▸ **WORK ITEM**
The answer must be the data, repeated exactly.

━━━━━━━━━━━━━━━━━━━━━━━━━━━━━━
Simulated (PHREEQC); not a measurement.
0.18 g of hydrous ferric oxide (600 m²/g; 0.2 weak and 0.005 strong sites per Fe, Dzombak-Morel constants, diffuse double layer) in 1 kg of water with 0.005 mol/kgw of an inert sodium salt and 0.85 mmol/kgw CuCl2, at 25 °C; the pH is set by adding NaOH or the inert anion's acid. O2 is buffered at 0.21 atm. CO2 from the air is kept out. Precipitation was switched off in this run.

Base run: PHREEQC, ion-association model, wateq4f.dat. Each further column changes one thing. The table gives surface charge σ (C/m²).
━━━━━━━━━━━━━━━━━━━━━━━━━━━━━━

▸ **EXERCISE OUTPUT**
Simulated (PHREEQC); not a measurement.
0.18 g of hydrous ferric oxide (600 m²/g; 0.2 weak and 0.005 strong sites per Fe, Dzombak-Morel constants, diffuse double layer) in 1 kg of water with 0.005 mol/kgw of an inert sodium salt and 0.85 mmol/kgw CuCl2, at 25 °C; the pH is set by adding NaOH or the inert anion's acid. O2 is buffered at 0.21 atm. CO2 from the air is kept out. Precipitation was switched off in this run.

Base run: PHREEQC, ion-association model, wateq4f.dat. Each further column changes one thing. The table gives surface charge σ (C/m²).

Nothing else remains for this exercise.